+-------+

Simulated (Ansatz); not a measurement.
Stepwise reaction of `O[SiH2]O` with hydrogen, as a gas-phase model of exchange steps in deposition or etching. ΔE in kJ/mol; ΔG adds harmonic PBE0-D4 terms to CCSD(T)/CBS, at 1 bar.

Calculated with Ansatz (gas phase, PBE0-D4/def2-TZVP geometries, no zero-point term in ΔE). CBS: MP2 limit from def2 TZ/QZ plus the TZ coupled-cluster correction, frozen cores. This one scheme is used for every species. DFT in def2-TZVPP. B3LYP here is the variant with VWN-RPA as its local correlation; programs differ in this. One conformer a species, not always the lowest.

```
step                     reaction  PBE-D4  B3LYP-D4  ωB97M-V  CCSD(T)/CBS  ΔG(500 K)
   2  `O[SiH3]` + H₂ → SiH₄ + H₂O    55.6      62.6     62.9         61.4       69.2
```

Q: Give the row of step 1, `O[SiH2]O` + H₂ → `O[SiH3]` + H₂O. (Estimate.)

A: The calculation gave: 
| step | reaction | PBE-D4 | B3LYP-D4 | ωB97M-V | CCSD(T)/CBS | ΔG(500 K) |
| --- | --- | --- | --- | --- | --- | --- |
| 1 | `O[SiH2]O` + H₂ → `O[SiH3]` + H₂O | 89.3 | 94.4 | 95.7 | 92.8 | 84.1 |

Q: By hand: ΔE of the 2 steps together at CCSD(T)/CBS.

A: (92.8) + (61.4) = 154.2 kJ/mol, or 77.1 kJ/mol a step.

+-------+

• **TASK ITEM**: Reproduce the material above, every line of it, exactly.

• **RESPONSE BOX**:
Simulated (Ansatz); not a measurement.
Stepwise reaction of `O[SiH2]O` with hydrogen, as a gas-phase model of exchange steps in deposition or etching. ΔE in kJ/mol; ΔG adds harmonic PBE0-D4 terms to CCSD(T)/CBS, at 1 bar.

Calculated with Ansatz (gas phase, PBE0-D4/def2-TZVP geometries, no zero-point term in ΔE). CBS: MP2 limit from def2 TZ/QZ plus the TZ coupled-cluster correction, frozen cores. This one scheme is used for every species. DFT in def2-TZVPP. B3LYP here is the variant with VWN-RPA as its local correlation; programs differ in this. One conformer a species, not always the lowest.

```
step                     reaction  PBE-D4  B3LYP-D4  ωB97M-V  CCSD(T)/CBS  ΔG(500 K)
   2  `O[SiH3]` + H₂ → SiH₄ + H₂O    55.6      62.6     62.9         61.4       69.2
```

Q: Give the row of step 1, `O[SiH2]O` + H₂ → `O[SiH3]` + H₂O. (Estimate.)

A: The calculation gave: 
| step | reaction | PBE-D4 | B3LYP-D4 | ωB97M-V | CCSD(T)/CBS | ΔG(500 K) |
| --- | --- | --- | --- | --- | --- | --- |
| 1 | `O[SiH2]O` + H₂ → `O[SiH3]` + H₂O | 89.3 | 94.4 | 95.7 | 92.8 | 84.1 |

Q: By hand: ΔE of the 2 steps together at CCSD(T)/CBS.

A: (92.8) + (61.4) = 154.2 kJ/mol, or 77.1 kJ/mol a step.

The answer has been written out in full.